--- Brief ---
Type out all the records once more, exactly.

--- Records shown ---
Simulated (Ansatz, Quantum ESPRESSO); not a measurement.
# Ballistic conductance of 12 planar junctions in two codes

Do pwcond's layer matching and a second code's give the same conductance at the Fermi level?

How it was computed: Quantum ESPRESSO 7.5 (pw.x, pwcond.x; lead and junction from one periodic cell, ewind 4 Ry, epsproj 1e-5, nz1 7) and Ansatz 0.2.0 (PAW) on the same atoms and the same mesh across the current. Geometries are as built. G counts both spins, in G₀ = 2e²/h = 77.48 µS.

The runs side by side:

--- Exercise response ---
Simulated (Ansatz, Quantum ESPRESSO); not a measurement.
# Ballistic conductance of 12 planar junctions in two codes

Do pwcond's layer matching and a second code's give the same conductance at the Fermi level?

How it was computed: Quantum ESPRESSO 7.5 (pw.x, pwcond.x; lead and junction from one periodic cell, ewind 4 Ry, epsproj 1e-5, nz1 7) and Ansatz 0.2.0 (PAW) on the same atoms and the same mesh across the current. Geometries are as built. G counts both spins, in G₀ = 2e²/h = 77.48 µS.

The runs side by side:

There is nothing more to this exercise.